**Listed entries:**
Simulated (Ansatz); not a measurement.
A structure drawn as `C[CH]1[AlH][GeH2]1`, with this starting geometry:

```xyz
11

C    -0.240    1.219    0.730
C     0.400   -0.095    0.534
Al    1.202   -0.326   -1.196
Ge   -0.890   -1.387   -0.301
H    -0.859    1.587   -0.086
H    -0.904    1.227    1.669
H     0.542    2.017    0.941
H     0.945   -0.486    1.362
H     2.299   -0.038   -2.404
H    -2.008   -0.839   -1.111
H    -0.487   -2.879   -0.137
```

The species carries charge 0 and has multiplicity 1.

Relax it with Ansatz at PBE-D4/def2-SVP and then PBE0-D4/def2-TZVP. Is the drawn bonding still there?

**Work task:** The records above are to be given again in full, exactly.

**Response:**
Simulated (Ansatz); not a measurement.
A structure drawn as `C[CH]1[AlH][GeH2]1`, with this starting geometry:

```xyz
11

C    -0.240    1.219    0.730
C     0.400   -0.095    0.534
Al    1.202   -0.326   -1.196
Ge   -0.890   -1.387   -0.301
H    -0.859    1.587   -0.086
H    -0.904    1.227    1.669
H     0.542    2.017    0.941
H     0.945   -0.486    1.362
H     2.299   -0.038   -2.404
H    -2.008   -0.839   -1.111
H    -0.487   -2.879   -0.137
```

The species carries charge 0 and has multiplicity 1.

Relax it with Ansatz at PBE-D4/def2-SVP and then PBE0-D4/def2-TZVP. Is the drawn bonding still there?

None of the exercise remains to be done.